________________________
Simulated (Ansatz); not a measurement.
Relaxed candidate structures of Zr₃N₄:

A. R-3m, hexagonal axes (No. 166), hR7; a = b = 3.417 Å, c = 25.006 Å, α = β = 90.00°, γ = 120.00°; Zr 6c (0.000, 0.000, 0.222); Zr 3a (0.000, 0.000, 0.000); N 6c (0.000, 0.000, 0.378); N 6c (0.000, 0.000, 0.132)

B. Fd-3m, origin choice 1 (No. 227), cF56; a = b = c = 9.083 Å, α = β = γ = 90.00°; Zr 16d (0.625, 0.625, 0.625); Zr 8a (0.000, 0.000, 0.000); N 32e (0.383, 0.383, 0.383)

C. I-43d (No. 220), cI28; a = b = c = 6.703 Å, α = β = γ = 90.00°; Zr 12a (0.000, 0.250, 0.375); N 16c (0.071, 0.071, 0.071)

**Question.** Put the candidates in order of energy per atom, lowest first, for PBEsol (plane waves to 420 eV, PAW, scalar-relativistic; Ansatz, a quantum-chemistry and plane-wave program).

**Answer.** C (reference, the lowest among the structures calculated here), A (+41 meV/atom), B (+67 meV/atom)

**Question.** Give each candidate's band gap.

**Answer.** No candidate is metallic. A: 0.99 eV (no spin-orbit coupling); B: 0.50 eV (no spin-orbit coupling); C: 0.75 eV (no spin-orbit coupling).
________________________

* _WORK ORDER_:
Begin with the first line of the data above and, please, print each line exactly until you have printed the line containing "A. R-3m, hexagonal"; print nothing else.

* _EXERCISE RESPONSE_:
Simulated (Ansatz); not a measurement.
Relaxed candidate structures of Zr₃N₄:

A. R-3m, hexagonal axes (No. 166), hR7; a = b = 3.417 Å, c = 25.006 Å, α = β = 90.00°, γ = 120.00°; Zr 6c (0.000, 0.000, 0.222); Zr 3a (0.000, 0.000, 0.000); N 6c (0.000, 0.000, 0.378); N 6c (0.000, 0.000, 0.132)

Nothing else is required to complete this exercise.